ACTION ITEM: Until you reach the line containing "The PBE relaxation", reproduce each line of the listing exactly, please, and include that line as well.

*** Opening of DATA SHOWN ***
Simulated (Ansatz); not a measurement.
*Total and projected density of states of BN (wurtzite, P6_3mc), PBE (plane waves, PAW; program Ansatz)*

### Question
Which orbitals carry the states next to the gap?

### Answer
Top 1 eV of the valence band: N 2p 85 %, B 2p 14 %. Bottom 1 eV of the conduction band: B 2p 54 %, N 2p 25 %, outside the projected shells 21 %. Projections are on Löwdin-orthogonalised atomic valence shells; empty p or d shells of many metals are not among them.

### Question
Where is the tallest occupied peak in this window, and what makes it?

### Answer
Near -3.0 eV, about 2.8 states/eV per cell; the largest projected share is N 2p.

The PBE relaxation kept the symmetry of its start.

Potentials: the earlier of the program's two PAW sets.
*** Close of DATA SHOWN ***

TASK ANSWER:
Simulated (Ansatz); not a measurement.
*Total and projected density of states of BN (wurtzite, P6_3mc), PBE (plane waves, PAW; program Ansatz)*

### Question
Which orbitals carry the states next to the gap?

### Answer
Top 1 eV of the valence band: N 2p 85 %, B 2p 14 %. Bottom 1 eV of the conduction band: B 2p 54 %, N 2p 25 %, outside the projected shells 21 %. Projections are on Löwdin-orthogonalised atomic valence shells; empty p or d shells of many metals are not among them.

### Question
Where is the tallest occupied peak in this window, and what makes it?

### Answer
Near -3.0 eV, about 2.8 states/eV per cell; the largest projected share is N 2p.

The PBE relaxation kept the symmetry of its start.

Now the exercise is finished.